▶ Work item
Each line in the records below, from the one that contains "7.17 | I4/mmm |" to the one that contains "2.56 | I4/mmm |", should be reproduced exactly, the first and last included.

▶ Extracted entries
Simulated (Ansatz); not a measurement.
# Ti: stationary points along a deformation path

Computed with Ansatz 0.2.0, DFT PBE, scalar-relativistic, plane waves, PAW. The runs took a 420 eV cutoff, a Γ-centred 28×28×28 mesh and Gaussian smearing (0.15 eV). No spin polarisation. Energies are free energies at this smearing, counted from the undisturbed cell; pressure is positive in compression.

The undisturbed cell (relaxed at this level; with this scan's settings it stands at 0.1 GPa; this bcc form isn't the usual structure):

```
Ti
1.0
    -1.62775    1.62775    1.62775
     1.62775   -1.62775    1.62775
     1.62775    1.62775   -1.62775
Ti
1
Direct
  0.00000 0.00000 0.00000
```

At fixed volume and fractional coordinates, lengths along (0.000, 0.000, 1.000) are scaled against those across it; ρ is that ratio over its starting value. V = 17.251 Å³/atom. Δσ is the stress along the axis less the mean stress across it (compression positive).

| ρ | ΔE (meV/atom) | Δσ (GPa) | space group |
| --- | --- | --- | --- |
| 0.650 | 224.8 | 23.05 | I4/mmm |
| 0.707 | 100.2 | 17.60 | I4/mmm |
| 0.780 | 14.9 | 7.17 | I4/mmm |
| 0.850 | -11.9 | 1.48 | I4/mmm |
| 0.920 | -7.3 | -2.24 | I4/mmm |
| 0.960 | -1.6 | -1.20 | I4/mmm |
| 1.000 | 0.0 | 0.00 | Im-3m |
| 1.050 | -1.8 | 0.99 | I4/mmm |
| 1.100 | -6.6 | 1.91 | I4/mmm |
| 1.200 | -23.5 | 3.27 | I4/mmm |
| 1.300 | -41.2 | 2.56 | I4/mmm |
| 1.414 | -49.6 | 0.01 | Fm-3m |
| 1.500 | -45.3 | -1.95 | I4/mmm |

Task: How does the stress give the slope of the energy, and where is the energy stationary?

▶ Exercise response
| 0.780 | 14.9 | 7.17 | I4/mmm |
| 0.850 | -11.9 | 1.48 | I4/mmm |
| 0.920 | -7.3 | -2.24 | I4/mmm |
| 0.960 | -1.6 | -1.20 | I4/mmm |
| 1.000 | 0.0 | 0.00 | Im-3m |
| 1.050 | -1.8 | 0.99 | I4/mmm |
| 1.100 | -6.6 | 1.91 | I4/mmm |
| 1.200 | -23.5 | 3.27 | I4/mmm |
| 1.300 | -41.2 | 2.56 | I4/mmm |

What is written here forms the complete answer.